# SUPPLIED RECORDS:
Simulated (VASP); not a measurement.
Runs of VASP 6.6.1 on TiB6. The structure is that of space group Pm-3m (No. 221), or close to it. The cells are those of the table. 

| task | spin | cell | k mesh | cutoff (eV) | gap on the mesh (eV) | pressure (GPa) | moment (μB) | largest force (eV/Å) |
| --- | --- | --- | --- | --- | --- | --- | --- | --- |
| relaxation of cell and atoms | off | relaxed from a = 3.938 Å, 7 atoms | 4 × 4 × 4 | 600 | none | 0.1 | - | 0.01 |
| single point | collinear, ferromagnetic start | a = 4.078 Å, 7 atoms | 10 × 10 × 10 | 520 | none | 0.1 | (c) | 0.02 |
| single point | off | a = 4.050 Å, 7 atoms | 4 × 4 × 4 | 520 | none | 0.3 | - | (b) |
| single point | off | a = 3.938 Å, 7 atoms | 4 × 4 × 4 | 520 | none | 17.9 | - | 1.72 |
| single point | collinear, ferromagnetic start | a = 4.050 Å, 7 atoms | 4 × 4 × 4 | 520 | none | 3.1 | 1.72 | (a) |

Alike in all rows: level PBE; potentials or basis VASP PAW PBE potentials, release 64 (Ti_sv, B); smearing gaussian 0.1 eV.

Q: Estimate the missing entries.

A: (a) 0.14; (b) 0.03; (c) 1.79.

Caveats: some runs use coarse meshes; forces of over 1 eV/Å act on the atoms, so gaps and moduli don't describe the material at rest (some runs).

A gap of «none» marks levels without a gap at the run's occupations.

# EXERCISE:
Return, exactly as they stand, the lines from the start of the records above through the line with "0.1 | (c) | 0.02 |", both ends included, and no other lines.

# EXERCISE RESULT:
Simulated (VASP); not a measurement.
Runs of VASP 6.6.1 on TiB6. The structure is that of space group Pm-3m (No. 221), or close to it. The cells are those of the table. 

| task | spin | cell | k mesh | cutoff (eV) | gap on the mesh (eV) | pressure (GPa) | moment (μB) | largest force (eV/Å) |
| --- | --- | --- | --- | --- | --- | --- | --- | --- |
| relaxation of cell and atoms | off | relaxed from a = 3.938 Å, 7 atoms | 4 × 4 × 4 | 600 | none | 0.1 | - | 0.01 |
| single point | collinear, ferromagnetic start | a = 4.078 Å, 7 atoms | 10 × 10 × 10 | 520 | none | 0.1 | (c) | 0.02 |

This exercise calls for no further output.